┌────────

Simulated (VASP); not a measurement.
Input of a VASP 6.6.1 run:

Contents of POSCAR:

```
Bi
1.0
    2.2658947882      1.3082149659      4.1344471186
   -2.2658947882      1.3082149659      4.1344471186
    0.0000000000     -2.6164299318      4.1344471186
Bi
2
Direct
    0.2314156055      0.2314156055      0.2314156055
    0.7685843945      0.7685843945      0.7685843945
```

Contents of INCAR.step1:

└────────

**Work request:** Repeat every line of the data precisely.

**Answer area:**
Simulated (VASP); not a measurement.
Input of a VASP 6.6.1 run:

Contents of POSCAR:

```
Bi
1.0
    2.2658947882      1.3082149659      4.1344471186
   -2.2658947882      1.3082149659      4.1344471186
    0.0000000000     -2.6164299318      4.1344471186
Bi
2
Direct
    0.2314156055      0.2314156055      0.2314156055
    0.7685843945      0.7685843945      0.7685843945
```

Contents of INCAR.step1:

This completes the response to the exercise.